ACTION ITEM: The lines from the first line of the entries through the line containing "OSZICAR of a" are to be repeated exactly, with both of those lines included.

RECORDS SUPPLIED:
/---
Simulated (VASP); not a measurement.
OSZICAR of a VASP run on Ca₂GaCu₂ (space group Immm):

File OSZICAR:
\---

TASK SOLUTION:
Simulated (VASP); not a measurement.
OSZICAR of a VASP run on Ca₂GaCu₂ (space group Immm):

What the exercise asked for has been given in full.